ACTIVITY: Starting at the first line and ending at the last, output the data exactly.

[INFORMATION — start]

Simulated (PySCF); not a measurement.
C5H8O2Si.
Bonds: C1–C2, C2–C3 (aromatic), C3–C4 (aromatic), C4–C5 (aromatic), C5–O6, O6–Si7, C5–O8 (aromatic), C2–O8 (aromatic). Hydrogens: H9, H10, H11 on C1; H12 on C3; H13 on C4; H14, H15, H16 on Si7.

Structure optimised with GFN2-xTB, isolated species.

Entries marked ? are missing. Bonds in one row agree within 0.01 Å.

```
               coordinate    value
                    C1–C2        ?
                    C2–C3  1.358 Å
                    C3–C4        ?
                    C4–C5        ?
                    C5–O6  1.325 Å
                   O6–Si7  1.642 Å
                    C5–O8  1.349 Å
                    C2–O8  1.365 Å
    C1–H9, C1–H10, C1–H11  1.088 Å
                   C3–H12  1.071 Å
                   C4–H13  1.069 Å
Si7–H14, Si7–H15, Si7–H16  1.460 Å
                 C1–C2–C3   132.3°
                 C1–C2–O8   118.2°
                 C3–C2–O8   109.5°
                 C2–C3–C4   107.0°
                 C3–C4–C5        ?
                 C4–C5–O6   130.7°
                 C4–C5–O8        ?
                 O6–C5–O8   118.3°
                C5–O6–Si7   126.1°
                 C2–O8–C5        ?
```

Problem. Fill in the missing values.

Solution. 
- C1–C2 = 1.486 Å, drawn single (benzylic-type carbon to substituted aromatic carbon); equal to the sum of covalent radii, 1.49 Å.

[INFORMATION — finish]

TASK ANSWER:
Simulated (PySCF); not a measurement.
C5H8O2Si.
Bonds: C1–C2, C2–C3 (aromatic), C3–C4 (aromatic), C4–C5 (aromatic), C5–O6, O6–Si7, C5–O8 (aromatic), C2–O8 (aromatic). Hydrogens: H9, H10, H11 on C1; H12 on C3; H13 on C4; H14, H15, H16 on Si7.

Structure optimised with GFN2-xTB, isolated species.

Entries marked ? are missing. Bonds in one row agree within 0.01 Å.

```
               coordinate    value
                    C1–C2        ?
                    C2–C3  1.358 Å
                    C3–C4        ?
                    C4–C5        ?
                    C5–O6  1.325 Å
                   O6–Si7  1.642 Å
                    C5–O8  1.349 Å
                    C2–O8  1.365 Å
    C1–H9, C1–H10, C1–H11  1.088 Å
                   C3–H12  1.071 Å
                   C4–H13  1.069 Å
Si7–H14, Si7–H15, Si7–H16  1.460 Å
                 C1–C2–C3   132.3°
                 C1–C2–O8   118.2°
                 C3–C2–O8   109.5°
                 C2–C3–C4   107.0°
                 C3–C4–C5        ?
                 C4–C5–O6   130.7°
                 C4–C5–O8        ?
                 O6–C5–O8   118.3°
                C5–O6–Si7   126.1°
                 C2–O8–C5        ?
```

Problem. Fill in the missing values.

Solution. 
- C1–C2 = 1.486 Å, drawn single (benzylic-type carbon to substituted aromatic carbon); equal to the sum of covalent radii, 1.49 Å.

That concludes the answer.